++++

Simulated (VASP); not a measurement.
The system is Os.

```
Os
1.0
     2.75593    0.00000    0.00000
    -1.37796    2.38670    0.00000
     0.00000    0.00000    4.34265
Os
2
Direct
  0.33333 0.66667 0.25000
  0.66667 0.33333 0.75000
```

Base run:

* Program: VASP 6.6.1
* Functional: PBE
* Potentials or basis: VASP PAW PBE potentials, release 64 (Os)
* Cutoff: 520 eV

++++

> [Work request]: Please copy the entire listing, leaving each line exactly as written.

> [Result]:
Simulated (VASP); not a measurement.
The system is Os.

```
Os
1.0
     2.75593    0.00000    0.00000
    -1.37796    2.38670    0.00000
     0.00000    0.00000    4.34265
Os
2
Direct
  0.33333 0.66667 0.25000
  0.66667 0.33333 0.75000
```

Base run:

* Program: VASP 6.6.1
* Functional: PBE
* Potentials or basis: VASP PAW PBE potentials, release 64 (Os)
* Cutoff: 520 eV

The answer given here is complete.